# Source data
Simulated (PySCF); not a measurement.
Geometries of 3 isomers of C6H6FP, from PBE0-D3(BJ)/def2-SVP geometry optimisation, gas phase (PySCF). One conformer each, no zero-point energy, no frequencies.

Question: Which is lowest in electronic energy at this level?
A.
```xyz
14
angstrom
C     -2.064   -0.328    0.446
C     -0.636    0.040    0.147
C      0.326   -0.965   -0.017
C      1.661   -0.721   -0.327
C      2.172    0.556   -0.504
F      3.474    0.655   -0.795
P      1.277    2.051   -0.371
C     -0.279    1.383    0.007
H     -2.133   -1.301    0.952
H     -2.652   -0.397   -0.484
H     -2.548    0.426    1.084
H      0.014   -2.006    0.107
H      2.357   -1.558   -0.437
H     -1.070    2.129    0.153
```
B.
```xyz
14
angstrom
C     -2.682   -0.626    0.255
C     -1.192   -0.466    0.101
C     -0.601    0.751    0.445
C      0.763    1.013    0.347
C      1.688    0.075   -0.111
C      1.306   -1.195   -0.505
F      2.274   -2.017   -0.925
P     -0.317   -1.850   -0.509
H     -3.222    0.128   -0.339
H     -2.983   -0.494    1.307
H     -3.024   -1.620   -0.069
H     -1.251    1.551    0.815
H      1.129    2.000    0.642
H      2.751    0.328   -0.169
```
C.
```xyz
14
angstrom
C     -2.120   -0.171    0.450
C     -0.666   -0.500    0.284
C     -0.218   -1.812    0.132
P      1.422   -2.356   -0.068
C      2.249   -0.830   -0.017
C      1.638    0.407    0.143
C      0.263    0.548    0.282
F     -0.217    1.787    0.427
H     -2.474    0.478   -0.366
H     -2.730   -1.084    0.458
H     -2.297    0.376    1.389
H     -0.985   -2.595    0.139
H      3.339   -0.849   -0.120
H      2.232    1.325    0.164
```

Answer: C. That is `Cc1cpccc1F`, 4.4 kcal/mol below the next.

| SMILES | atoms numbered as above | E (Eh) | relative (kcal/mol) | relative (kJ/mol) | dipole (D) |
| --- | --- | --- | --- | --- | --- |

# Required action
In the listing above, reproduce the first line and each one after it through the line that contains "dipole (D) |".

# Written response
Simulated (PySCF); not a measurement.
Geometries of 3 isomers of C6H6FP, from PBE0-D3(BJ)/def2-SVP geometry optimisation, gas phase (PySCF). One conformer each, no zero-point energy, no frequencies.

Question: Which is lowest in electronic energy at this level?
A.
```xyz
14
angstrom
C     -2.064   -0.328    0.446
C     -0.636    0.040    0.147
C      0.326   -0.965   -0.017
C      1.661   -0.721   -0.327
C      2.172    0.556   -0.504
F      3.474    0.655   -0.795
P      1.277    2.051   -0.371
C     -0.279    1.383    0.007
H     -2.133   -1.301    0.952
H     -2.652   -0.397   -0.484
H     -2.548    0.426    1.084
H      0.014   -2.006    0.107
H      2.357   -1.558   -0.437
H     -1.070    2.129    0.153
```
B.
```xyz
14
angstrom
C     -2.682   -0.626    0.255
C     -1.192   -0.466    0.101
C     -0.601    0.751    0.445
C      0.763    1.013    0.347
C      1.688    0.075   -0.111
C      1.306   -1.195   -0.505
F      2.274   -2.017   -0.925
P     -0.317   -1.850   -0.509
H     -3.222    0.128   -0.339
H     -2.983   -0.494    1.307
H     -3.024   -1.620   -0.069
H     -1.251    1.551    0.815
H      1.129    2.000    0.642
H      2.751    0.328   -0.169
```
C.
```xyz
14
angstrom
C     -2.120   -0.171    0.450
C     -0.666   -0.500    0.284
C     -0.218   -1.812    0.132
P      1.422   -2.356   -0.068
C      2.249   -0.830   -0.017
C      1.638    0.407    0.143
C      0.263    0.548    0.282
F     -0.217    1.787    0.427
H     -2.474    0.478   -0.366
H     -2.730   -1.084    0.458
H     -2.297    0.376    1.389
H     -0.985   -2.595    0.139
H      3.339   -0.849   -0.120
H      2.232    1.325    0.164
```

Answer: C. That is `Cc1cpccc1F`, 4.4 kcal/mol below the next.

| SMILES | atoms numbered as above | E (Eh) | relative (kcal/mol) | relative (kJ/mol) | dipole (D) |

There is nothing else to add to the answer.